→ Assigned task: Your answer is the lines below, exactly, from the one that contains "Geometry: GFN2-xTB, one" through the one that contains "The run behind", both included.

→ Data listing:
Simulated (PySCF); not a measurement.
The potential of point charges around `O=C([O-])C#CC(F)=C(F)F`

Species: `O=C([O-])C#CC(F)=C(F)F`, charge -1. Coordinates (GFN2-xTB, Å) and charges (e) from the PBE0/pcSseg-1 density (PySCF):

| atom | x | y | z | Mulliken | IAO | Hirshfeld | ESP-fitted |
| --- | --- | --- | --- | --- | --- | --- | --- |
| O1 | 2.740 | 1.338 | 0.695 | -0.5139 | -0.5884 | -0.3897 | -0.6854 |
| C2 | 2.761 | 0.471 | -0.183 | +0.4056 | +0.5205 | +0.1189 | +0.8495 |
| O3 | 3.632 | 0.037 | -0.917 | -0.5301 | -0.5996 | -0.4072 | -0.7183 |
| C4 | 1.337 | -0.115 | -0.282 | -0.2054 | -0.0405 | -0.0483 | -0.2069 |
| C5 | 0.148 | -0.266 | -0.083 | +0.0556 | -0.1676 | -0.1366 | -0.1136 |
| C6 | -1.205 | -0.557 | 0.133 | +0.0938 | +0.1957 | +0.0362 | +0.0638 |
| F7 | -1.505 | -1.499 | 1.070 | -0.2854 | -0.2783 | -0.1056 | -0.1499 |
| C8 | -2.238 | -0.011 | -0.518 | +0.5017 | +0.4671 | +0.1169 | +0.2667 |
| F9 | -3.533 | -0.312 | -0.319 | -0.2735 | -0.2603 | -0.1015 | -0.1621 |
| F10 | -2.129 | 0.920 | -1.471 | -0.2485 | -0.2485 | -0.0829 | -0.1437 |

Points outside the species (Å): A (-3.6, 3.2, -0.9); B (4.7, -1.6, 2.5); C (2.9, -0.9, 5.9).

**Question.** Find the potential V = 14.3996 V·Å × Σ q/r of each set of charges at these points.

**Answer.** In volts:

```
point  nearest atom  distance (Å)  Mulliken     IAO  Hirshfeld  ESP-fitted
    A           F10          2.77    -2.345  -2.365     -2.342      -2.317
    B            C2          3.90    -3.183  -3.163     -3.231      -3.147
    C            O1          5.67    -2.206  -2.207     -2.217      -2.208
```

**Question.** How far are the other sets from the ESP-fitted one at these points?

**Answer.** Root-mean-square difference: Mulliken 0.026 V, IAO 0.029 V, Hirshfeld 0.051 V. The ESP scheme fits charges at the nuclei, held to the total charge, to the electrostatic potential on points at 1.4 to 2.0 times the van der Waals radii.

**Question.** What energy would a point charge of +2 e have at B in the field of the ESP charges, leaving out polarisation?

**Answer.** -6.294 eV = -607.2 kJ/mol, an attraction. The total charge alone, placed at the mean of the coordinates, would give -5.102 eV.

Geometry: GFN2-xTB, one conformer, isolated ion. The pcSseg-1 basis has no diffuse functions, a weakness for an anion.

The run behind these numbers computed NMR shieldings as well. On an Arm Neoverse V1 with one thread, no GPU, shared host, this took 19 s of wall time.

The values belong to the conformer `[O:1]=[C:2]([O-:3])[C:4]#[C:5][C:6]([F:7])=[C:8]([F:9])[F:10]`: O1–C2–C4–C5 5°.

→ Reply:
Geometry: GFN2-xTB, one conformer, isolated ion. The pcSseg-1 basis has no diffuse functions, a weakness for an anion.

The run behind these numbers computed NMR shieldings as well. On an Arm Neoverse V1 with one thread, no GPU, shared host, this took 19 s of wall time.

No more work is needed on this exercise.